Word for word, restate the lines from the start of the data below through the line containing "Problem. The values".

....................
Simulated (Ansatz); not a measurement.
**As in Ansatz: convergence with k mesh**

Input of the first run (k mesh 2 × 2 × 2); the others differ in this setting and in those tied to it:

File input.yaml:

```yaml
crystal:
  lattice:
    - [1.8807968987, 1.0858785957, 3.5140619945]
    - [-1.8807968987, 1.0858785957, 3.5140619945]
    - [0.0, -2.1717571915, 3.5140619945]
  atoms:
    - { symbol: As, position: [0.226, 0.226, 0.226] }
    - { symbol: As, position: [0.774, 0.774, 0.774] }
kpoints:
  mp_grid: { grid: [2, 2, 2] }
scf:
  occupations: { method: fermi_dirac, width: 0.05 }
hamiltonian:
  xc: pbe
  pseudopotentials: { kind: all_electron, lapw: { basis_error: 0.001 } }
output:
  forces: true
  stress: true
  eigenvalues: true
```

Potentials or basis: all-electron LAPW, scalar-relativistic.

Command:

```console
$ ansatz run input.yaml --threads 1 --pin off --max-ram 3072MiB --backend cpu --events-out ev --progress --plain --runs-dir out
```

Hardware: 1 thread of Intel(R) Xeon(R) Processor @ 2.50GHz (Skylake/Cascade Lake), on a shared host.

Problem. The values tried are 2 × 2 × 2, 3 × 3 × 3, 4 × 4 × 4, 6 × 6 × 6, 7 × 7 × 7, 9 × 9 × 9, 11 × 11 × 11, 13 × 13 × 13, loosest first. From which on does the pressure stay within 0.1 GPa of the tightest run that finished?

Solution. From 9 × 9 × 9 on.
....................

--- EXERCISE ANSWER ---
Simulated (Ansatz); not a measurement.
**As in Ansatz: convergence with k mesh**

Input of the first run (k mesh 2 × 2 × 2); the others differ in this setting and in those tied to it:

File input.yaml:

```yaml
crystal:
  lattice:
    - [1.8807968987, 1.0858785957, 3.5140619945]
    - [-1.8807968987, 1.0858785957, 3.5140619945]
    - [0.0, -2.1717571915, 3.5140619945]
  atoms:
    - { symbol: As, position: [0.226, 0.226, 0.226] }
    - { symbol: As, position: [0.774, 0.774, 0.774] }
kpoints:
  mp_grid: { grid: [2, 2, 2] }
scf:
  occupations: { method: fermi_dirac, width: 0.05 }
hamiltonian:
  xc: pbe
  pseudopotentials: { kind: all_electron, lapw: { basis_error: 0.001 } }
output:
  forces: true
  stress: true
  eigenvalues: true
```

Potentials or basis: all-electron LAPW, scalar-relativistic.

Command:

```console
$ ansatz run input.yaml --threads 1 --pin off --max-ram 3072MiB --backend cpu --events-out ev --progress --plain --runs-dir out
```

Hardware: 1 thread of Intel(R) Xeon(R) Processor @ 2.50GHz (Skylake/Cascade Lake), on a shared host.

Problem. The values tried are 2 × 2 × 2, 3 × 3 × 3, 4 × 4 × 4, 6 × 6 × 6, 7 × 7 × 7, 9 × 9 × 9, 11 × 11 × 11, 13 × 13 × 13, loosest first. From which on does the pressure stay within 0.1 GPa of the tightest run that finished?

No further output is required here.